::::::::

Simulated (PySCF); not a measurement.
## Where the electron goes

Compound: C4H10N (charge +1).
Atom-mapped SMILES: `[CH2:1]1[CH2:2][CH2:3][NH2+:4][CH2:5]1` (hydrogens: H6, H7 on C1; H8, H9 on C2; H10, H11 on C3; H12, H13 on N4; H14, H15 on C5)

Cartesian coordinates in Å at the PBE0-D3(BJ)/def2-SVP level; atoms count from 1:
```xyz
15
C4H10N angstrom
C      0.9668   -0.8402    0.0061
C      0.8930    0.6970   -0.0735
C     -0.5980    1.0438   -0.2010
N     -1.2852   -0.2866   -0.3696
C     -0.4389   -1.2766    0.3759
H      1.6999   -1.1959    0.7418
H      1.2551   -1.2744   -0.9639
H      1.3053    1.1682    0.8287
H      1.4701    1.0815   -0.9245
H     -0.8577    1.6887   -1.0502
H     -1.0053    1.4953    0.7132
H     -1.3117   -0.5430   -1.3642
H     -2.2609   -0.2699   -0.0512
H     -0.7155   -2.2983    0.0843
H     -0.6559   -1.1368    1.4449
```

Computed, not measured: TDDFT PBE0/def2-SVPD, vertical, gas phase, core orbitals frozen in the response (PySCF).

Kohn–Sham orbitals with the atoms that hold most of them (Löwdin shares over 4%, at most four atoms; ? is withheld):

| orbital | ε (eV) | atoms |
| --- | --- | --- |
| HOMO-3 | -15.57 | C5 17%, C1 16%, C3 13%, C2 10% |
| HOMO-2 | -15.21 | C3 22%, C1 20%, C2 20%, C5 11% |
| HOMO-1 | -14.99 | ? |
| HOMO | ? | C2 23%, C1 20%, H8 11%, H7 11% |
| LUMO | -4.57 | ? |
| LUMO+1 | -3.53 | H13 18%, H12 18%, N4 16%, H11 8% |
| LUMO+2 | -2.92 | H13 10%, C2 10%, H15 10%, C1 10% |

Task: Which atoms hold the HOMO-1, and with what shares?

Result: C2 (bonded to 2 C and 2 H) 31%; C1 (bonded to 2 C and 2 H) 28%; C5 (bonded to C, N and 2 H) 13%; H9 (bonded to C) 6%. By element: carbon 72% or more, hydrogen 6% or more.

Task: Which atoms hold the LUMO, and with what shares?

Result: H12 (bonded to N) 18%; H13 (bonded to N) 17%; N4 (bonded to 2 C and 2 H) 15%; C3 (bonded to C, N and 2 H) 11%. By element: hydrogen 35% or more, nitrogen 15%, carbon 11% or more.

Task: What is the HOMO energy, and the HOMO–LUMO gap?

::::::::

The lines from the start of the entries above through the line containing "Task: Which atoms hold the HOMO-1, and" are the ones to return, please; copy them exactly and include both ends.

Simulated (PySCF); not a measurement.
## Where the electron goes

Compound: C4H10N (charge +1).
Atom-mapped SMILES: `[CH2:1]1[CH2:2][CH2:3][NH2+:4][CH2:5]1` (hydrogens: H6, H7 on C1; H8, H9 on C2; H10, H11 on C3; H12, H13 on N4; H14, H15 on C5)

Cartesian coordinates in Å at the PBE0-D3(BJ)/def2-SVP level; atoms count from 1:
```xyz
15
C4H10N angstrom
C      0.9668   -0.8402    0.0061
C      0.8930    0.6970   -0.0735
C     -0.5980    1.0438   -0.2010
N     -1.2852   -0.2866   -0.3696
C     -0.4389   -1.2766    0.3759
H      1.6999   -1.1959    0.7418
H      1.2551   -1.2744   -0.9639
H      1.3053    1.1682    0.8287
H      1.4701    1.0815   -0.9245
H     -0.8577    1.6887   -1.0502
H     -1.0053    1.4953    0.7132
H     -1.3117   -0.5430   -1.3642
H     -2.2609   -0.2699   -0.0512
H     -0.7155   -2.2983    0.0843
H     -0.6559   -1.1368    1.4449
```

Computed, not measured: TDDFT PBE0/def2-SVPD, vertical, gas phase, core orbitals frozen in the response (PySCF).

Kohn–Sham orbitals with the atoms that hold most of them (Löwdin shares over 4%, at most four atoms; ? is withheld):

| orbital | ε (eV) | atoms |
| --- | --- | --- |
| HOMO-3 | -15.57 | C5 17%, C1 16%, C3 13%, C2 10% |
| HOMO-2 | -15.21 | C3 22%, C1 20%, C2 20%, C5 11% |
| HOMO-1 | -14.99 | ? |
| HOMO | ? | C2 23%, C1 20%, H8 11%, H7 11% |
| LUMO | -4.57 | ? |
| LUMO+1 | -3.53 | H13 18%, H12 18%, N4 16%, H11 8% |
| LUMO+2 | -2.92 | H13 10%, C2 10%, H15 10%, C1 10% |

Task: Which atoms hold the HOMO-1, and with what shares?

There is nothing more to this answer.